### GIVEN INFORMATION
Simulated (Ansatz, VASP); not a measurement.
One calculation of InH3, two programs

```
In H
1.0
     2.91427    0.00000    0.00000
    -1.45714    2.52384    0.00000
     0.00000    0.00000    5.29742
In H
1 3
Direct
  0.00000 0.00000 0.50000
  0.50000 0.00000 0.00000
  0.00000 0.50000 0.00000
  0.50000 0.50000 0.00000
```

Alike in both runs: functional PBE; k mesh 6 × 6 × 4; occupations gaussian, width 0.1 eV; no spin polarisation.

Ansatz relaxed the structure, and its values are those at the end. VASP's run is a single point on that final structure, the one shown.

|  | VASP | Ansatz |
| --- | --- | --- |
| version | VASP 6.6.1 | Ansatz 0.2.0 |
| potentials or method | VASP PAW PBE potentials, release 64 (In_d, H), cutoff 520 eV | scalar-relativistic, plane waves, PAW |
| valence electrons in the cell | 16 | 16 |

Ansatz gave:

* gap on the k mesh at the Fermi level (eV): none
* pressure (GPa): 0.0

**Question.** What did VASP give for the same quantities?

### REQUIREMENT
Repeat the entries verbatim through the line with "pressure (GPa): 0.0".

### EXERCISE OUTPUT
Simulated (Ansatz, VASP); not a measurement.
One calculation of InH3, two programs

```
In H
1.0
     2.91427    0.00000    0.00000
    -1.45714    2.52384    0.00000
     0.00000    0.00000    5.29742
In H
1 3
Direct
  0.00000 0.00000 0.50000
  0.50000 0.00000 0.00000
  0.00000 0.50000 0.00000
  0.50000 0.50000 0.00000
```

Alike in both runs: functional PBE; k mesh 6 × 6 × 4; occupations gaussian, width 0.1 eV; no spin polarisation.

Ansatz relaxed the structure, and its values are those at the end. VASP's run is a single point on that final structure, the one shown.

|  | VASP | Ansatz |
| --- | --- | --- |
| version | VASP 6.6.1 | Ansatz 0.2.0 |
| potentials or method | VASP PAW PBE potentials, release 64 (In_d, H), cutoff 520 eV | scalar-relativistic, plane waves, PAW |
| valence electrons in the cell | 16 | 16 |

Ansatz gave:

* gap on the k mesh at the Fermi level (eV): none
* pressure (GPa): 0.0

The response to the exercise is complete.